- [ACTIVITY]: Every line below must be reproduced exactly. Copy them all.

INPUT DATA below:

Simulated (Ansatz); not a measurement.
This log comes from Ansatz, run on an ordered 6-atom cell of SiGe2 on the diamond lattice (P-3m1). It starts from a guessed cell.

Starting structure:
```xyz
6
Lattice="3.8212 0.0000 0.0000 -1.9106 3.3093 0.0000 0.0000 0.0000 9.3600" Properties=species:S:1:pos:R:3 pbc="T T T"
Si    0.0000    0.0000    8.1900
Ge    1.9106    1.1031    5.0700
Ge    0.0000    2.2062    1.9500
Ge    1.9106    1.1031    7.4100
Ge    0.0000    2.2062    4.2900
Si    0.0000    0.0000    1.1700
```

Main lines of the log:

End of INPUT DATA.

- [ANSWER AREA]:
Simulated (Ansatz); not a measurement.
This log comes from Ansatz, run on an ordered 6-atom cell of SiGe2 on the diamond lattice (P-3m1). It starts from a guessed cell.

Starting structure:
```xyz
6
Lattice="3.8212 0.0000 0.0000 -1.9106 3.3093 0.0000 0.0000 0.0000 9.3600" Properties=species:S:1:pos:R:3 pbc="T T T"
Si    0.0000    0.0000    8.1900
Ge    1.9106    1.1031    5.0700
Ge    0.0000    2.2062    1.9500
Ge    1.9106    1.1031    7.4100
Ge    0.0000    2.2062    4.2900
Si    0.0000    0.0000    1.1700
```

Main lines of the log:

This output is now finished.